Material provided:
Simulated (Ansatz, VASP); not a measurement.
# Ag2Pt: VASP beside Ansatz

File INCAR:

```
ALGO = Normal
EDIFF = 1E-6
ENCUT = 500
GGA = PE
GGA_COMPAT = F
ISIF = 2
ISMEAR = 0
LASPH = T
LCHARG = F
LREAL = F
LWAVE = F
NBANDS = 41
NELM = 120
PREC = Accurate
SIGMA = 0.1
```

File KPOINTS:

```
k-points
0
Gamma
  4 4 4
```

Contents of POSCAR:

Work item: Would you please copy every line of the data exactly?

Answer space:
Simulated (Ansatz, VASP); not a measurement.
# Ag2Pt: VASP beside Ansatz

File INCAR:

```
ALGO = Normal
EDIFF = 1E-6
ENCUT = 500
GGA = PE
GGA_COMPAT = F
ISIF = 2
ISMEAR = 0
LASPH = T
LCHARG = F
LREAL = F
LWAVE = F
NBANDS = 41
NELM = 120
PREC = Accurate
SIGMA = 0.1
```

File KPOINTS:

```
k-points
0
Gamma
  4 4 4
```

Contents of POSCAR:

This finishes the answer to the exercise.